▼

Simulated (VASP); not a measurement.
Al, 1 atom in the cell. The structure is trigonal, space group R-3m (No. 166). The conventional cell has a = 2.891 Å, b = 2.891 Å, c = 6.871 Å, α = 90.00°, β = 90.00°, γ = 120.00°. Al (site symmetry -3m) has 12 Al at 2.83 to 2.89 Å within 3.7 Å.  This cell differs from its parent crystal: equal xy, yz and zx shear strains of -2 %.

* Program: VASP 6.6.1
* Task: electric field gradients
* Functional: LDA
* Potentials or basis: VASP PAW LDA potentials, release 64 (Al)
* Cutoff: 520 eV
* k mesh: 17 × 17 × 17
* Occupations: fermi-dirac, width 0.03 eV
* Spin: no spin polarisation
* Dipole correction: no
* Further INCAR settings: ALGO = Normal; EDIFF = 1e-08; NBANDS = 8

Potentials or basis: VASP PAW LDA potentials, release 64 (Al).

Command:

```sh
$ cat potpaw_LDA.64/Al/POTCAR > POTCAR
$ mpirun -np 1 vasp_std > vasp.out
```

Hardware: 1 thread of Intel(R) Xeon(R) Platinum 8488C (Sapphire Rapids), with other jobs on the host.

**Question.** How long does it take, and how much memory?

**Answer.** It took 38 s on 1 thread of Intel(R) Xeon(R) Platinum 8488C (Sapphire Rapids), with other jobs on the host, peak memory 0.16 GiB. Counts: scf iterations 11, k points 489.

▲

-- WORK INSTRUCTION --
Output exactly one stretch of the listing: from the line containing "Cutoff: 520 eV" through the line containing "Hardware: 1 thread", both end lines included.

-- TASK ANSWER --
* Cutoff: 520 eV
* k mesh: 17 × 17 × 17
* Occupations: fermi-dirac, width 0.03 eV
* Spin: no spin polarisation
* Dipole correction: no
* Further INCAR settings: ALGO = Normal; EDIFF = 1e-08; NBANDS = 8

Potentials or basis: VASP PAW LDA potentials, release 64 (Al).

Command:

```sh
$ cat potpaw_LDA.64/Al/POTCAR > POTCAR
$ mpirun -np 1 vasp_std > vasp.out
```

Hardware: 1 thread of Intel(R) Xeon(R) Platinum 8488C (Sapphire Rapids), with other jobs on the host.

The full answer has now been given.